▶ **Exercise**: Each line below needs to be printed again exactly.

▶ **Material provided**:
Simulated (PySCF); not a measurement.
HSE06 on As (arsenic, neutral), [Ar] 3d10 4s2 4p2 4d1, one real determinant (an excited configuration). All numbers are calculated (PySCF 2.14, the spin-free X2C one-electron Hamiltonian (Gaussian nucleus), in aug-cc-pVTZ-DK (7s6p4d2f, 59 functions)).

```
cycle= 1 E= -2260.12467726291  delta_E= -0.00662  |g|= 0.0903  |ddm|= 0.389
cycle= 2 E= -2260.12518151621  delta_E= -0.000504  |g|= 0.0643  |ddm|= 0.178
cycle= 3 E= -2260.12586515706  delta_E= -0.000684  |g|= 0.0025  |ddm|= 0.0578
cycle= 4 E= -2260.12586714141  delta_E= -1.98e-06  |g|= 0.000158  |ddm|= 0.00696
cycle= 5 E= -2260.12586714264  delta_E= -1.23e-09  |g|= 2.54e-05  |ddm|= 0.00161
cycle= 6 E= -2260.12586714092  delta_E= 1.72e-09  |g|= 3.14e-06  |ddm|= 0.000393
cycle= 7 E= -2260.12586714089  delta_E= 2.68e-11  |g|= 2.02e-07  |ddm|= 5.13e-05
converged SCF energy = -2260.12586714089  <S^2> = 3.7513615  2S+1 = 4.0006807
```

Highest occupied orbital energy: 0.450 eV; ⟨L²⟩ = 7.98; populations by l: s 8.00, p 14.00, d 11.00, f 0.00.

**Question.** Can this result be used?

▶ **Reply**:
Simulated (PySCF); not a measurement.
HSE06 on As (arsenic, neutral), [Ar] 3d10 4s2 4p2 4d1, one real determinant (an excited configuration). All numbers are calculated (PySCF 2.14, the spin-free X2C one-electron Hamiltonian (Gaussian nucleus), in aug-cc-pVTZ-DK (7s6p4d2f, 59 functions)).

```
cycle= 1 E= -2260.12467726291  delta_E= -0.00662  |g|= 0.0903  |ddm|= 0.389
cycle= 2 E= -2260.12518151621  delta_E= -0.000504  |g|= 0.0643  |ddm|= 0.178
cycle= 3 E= -2260.12586515706  delta_E= -0.000684  |g|= 0.0025  |ddm|= 0.0578
cycle= 4 E= -2260.12586714141  delta_E= -1.98e-06  |g|= 0.000158  |ddm|= 0.00696
cycle= 5 E= -2260.12586714264  delta_E= -1.23e-09  |g|= 2.54e-05  |ddm|= 0.00161
cycle= 6 E= -2260.12586714092  delta_E= 1.72e-09  |g|= 3.14e-06  |ddm|= 0.000393
cycle= 7 E= -2260.12586714089  delta_E= 2.68e-11  |g|= 2.02e-07  |ddm|= 5.13e-05
converged SCF energy = -2260.12586714089  <S^2> = 3.7513615  2S+1 = 4.0006807
```

Highest occupied orbital energy: 0.450 eV; ⟨L²⟩ = 7.98; populations by l: s 8.00, p 14.00, d 11.00, f 0.00.

**Question.** Can this result be used?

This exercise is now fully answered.